* _ACTION ITEM_
All of the records should be given back exactly and in full.

* _SUPPLIED INFORMATION_
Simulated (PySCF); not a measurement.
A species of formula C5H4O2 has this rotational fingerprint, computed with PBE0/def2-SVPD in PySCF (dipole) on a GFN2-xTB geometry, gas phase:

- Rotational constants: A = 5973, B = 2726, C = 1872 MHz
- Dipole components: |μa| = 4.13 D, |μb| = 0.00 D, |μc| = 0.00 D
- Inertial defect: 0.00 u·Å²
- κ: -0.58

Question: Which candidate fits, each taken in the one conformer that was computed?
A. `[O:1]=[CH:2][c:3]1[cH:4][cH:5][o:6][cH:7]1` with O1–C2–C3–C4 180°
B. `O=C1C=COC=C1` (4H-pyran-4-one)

* _ANSWER SECTION_
Simulated (PySCF); not a measurement.
A species of formula C5H4O2 has this rotational fingerprint, computed with PBE0/def2-SVPD in PySCF (dipole) on a GFN2-xTB geometry, gas phase:

- Rotational constants: A = 5973, B = 2726, C = 1872 MHz
- Dipole components: |μa| = 4.13 D, |μb| = 0.00 D, |μc| = 0.00 D
- Inertial defect: 0.00 u·Å²
- κ: -0.58

Question: Which candidate fits, each taken in the one conformer that was computed?
A. `[O:1]=[CH:2][c:3]1[cH:4][cH:5][o:6][cH:7]1` with O1–C2–C3–C4 180°
B. `O=C1C=COC=C1` (4H-pyran-4-one)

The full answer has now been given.